▸ **Required action**
Nothing other than an exact copy of the records should be returned.

▸ **Material provided**
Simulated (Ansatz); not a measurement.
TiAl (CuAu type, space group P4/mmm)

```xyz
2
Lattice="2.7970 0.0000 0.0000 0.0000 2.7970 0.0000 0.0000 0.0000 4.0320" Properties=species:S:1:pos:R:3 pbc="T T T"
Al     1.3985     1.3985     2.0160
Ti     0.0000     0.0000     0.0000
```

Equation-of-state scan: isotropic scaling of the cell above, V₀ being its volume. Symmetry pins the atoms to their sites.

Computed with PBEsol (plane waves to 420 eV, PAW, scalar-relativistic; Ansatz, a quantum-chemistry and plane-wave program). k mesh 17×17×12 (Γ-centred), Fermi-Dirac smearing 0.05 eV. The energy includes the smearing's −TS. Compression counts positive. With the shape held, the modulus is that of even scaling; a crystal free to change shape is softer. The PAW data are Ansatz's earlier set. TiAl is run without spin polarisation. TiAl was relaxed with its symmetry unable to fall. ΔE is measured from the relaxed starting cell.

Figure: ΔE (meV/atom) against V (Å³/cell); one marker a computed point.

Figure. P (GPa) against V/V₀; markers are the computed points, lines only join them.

▸ **Reply**
Simulated (Ansatz); not a measurement.
TiAl (CuAu type, space group P4/mmm)

```xyz
2
Lattice="2.7970 0.0000 0.0000 0.0000 2.7970 0.0000 0.0000 0.0000 4.0320" Properties=species:S:1:pos:R:3 pbc="T T T"
Al     1.3985     1.3985     2.0160
Ti     0.0000     0.0000     0.0000
```

Equation-of-state scan: isotropic scaling of the cell above, V₀ being its volume. Symmetry pins the atoms to their sites.

Computed with PBEsol (plane waves to 420 eV, PAW, scalar-relativistic; Ansatz, a quantum-chemistry and plane-wave program). k mesh 17×17×12 (Γ-centred), Fermi-Dirac smearing 0.05 eV. The energy includes the smearing's −TS. Compression counts positive. With the shape held, the modulus is that of even scaling; a crystal free to change shape is softer. The PAW data are Ansatz's earlier set. TiAl is run without spin polarisation. TiAl was relaxed with its symmetry unable to fall. ΔE is measured from the relaxed starting cell.

Figure: ΔE (meV/atom) against V (Å³/cell); one marker a computed point.

Figure. P (GPa) against V/V₀; markers are the computed points, lines only join them.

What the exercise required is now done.